**GIVEN RECORDS:**
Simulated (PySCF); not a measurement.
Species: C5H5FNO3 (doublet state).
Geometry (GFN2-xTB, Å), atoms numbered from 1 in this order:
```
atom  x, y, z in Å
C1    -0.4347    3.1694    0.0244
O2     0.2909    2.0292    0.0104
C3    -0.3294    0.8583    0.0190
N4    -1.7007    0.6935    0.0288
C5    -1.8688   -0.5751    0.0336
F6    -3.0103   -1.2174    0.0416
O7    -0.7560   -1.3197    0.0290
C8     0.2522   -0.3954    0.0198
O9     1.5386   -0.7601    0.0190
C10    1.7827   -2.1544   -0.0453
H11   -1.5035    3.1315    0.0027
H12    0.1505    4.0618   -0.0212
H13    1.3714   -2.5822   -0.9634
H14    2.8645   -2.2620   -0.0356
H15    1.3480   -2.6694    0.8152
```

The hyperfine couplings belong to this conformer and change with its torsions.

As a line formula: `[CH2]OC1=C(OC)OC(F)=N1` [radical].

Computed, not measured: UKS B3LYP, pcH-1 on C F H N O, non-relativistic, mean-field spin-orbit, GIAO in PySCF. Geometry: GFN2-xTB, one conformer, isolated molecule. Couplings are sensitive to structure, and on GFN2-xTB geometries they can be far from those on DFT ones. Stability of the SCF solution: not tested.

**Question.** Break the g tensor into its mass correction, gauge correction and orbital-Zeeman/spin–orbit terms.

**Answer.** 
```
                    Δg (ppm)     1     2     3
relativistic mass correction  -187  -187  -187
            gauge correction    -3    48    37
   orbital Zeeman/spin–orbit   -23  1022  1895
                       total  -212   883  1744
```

**WORK INSTRUCTION:** Write the entries again, exactly as they stand.

**TASK SOLUTION:**
Simulated (PySCF); not a measurement.
Species: C5H5FNO3 (doublet state).
Geometry (GFN2-xTB, Å), atoms numbered from 1 in this order:
```
atom  x, y, z in Å
C1    -0.4347    3.1694    0.0244
O2     0.2909    2.0292    0.0104
C3    -0.3294    0.8583    0.0190
N4    -1.7007    0.6935    0.0288
C5    -1.8688   -0.5751    0.0336
F6    -3.0103   -1.2174    0.0416
O7    -0.7560   -1.3197    0.0290
C8     0.2522   -0.3954    0.0198
O9     1.5386   -0.7601    0.0190
C10    1.7827   -2.1544   -0.0453
H11   -1.5035    3.1315    0.0027
H12    0.1505    4.0618   -0.0212
H13    1.3714   -2.5822   -0.9634
H14    2.8645   -2.2620   -0.0356
H15    1.3480   -2.6694    0.8152
```

The hyperfine couplings belong to this conformer and change with its torsions.

As a line formula: `[CH2]OC1=C(OC)OC(F)=N1` [radical].

Computed, not measured: UKS B3LYP, pcH-1 on C F H N O, non-relativistic, mean-field spin-orbit, GIAO in PySCF. Geometry: GFN2-xTB, one conformer, isolated molecule. Couplings are sensitive to structure, and on GFN2-xTB geometries they can be far from those on DFT ones. Stability of the SCF solution: not tested.

**Question.** Break the g tensor into its mass correction, gauge correction and orbital-Zeeman/spin–orbit terms.

**Answer.** 
```
                    Δg (ppm)     1     2     3
relativistic mass correction  -187  -187  -187
            gauge correction    -3    48    37
   orbital Zeeman/spin–orbit   -23  1022  1895
                       total  -212   883  1744
```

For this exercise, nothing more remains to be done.